# ASSIGNMENT
Only the lines from the top of the data through the line containing "y = -0.04 + 6212 ×" should be duplicated, exactly as they appear.

======== RECORD SET

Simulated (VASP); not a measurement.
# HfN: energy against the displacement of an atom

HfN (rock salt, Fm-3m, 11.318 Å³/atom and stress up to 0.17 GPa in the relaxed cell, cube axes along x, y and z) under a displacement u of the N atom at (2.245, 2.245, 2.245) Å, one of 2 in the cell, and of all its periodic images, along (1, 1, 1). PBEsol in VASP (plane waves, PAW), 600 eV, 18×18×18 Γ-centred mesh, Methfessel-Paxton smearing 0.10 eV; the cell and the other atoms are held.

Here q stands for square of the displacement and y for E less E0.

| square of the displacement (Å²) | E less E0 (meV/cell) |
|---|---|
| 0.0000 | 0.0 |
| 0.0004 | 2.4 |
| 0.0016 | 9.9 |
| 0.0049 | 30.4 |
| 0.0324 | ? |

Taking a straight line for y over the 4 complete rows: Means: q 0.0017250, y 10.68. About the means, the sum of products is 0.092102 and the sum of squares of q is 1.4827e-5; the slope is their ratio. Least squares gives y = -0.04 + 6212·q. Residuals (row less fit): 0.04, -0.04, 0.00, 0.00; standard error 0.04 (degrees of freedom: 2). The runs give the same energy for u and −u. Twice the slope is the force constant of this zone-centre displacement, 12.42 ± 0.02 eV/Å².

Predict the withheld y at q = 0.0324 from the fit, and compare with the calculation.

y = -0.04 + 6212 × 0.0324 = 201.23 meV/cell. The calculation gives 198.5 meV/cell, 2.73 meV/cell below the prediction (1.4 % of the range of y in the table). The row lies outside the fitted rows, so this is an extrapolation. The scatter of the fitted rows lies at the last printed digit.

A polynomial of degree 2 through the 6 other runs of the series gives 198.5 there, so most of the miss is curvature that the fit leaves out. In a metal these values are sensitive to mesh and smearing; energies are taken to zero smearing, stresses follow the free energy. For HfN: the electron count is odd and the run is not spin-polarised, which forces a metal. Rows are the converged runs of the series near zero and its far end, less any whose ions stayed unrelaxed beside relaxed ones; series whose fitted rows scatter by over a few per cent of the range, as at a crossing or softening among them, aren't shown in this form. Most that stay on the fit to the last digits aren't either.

================

# RESULT
Simulated (VASP); not a measurement.
# HfN: energy against the displacement of an atom

HfN (rock salt, Fm-3m, 11.318 Å³/atom and stress up to 0.17 GPa in the relaxed cell, cube axes along x, y and z) under a displacement u of the N atom at (2.245, 2.245, 2.245) Å, one of 2 in the cell, and of all its periodic images, along (1, 1, 1). PBEsol in VASP (plane waves, PAW), 600 eV, 18×18×18 Γ-centred mesh, Methfessel-Paxton smearing 0.10 eV; the cell and the other atoms are held.

Here q stands for square of the displacement and y for E less E0.

| square of the displacement (Å²) | E less E0 (meV/cell) |
|---|---|
| 0.0000 | 0.0 |
| 0.0004 | 2.4 |
| 0.0016 | 9.9 |
| 0.0049 | 30.4 |
| 0.0324 | ? |

Taking a straight line for y over the 4 complete rows: Means: q 0.0017250, y 10.68. About the means, the sum of products is 0.092102 and the sum of squares of q is 1.4827e-5; the slope is their ratio. Least squares gives y = -0.04 + 6212·q. Residuals (row less fit): 0.04, -0.04, 0.00, 0.00; standard error 0.04 (degrees of freedom: 2). The runs give the same energy for u and −u. Twice the slope is the force constant of this zone-centre displacement, 12.42 ± 0.02 eV/Å².

Predict the withheld y at q = 0.0324 from the fit, and compare with the calculation.

y = -0.04 + 6212 × 0.0324 = 201.23 meV/cell. The calculation gives 198.5 meV/cell, 2.73 meV/cell below the prediction (1.4 % of the range of y in the table). The row lies outside the fitted rows, so this is an extrapolation. The scatter of the fitted rows lies at the last printed digit.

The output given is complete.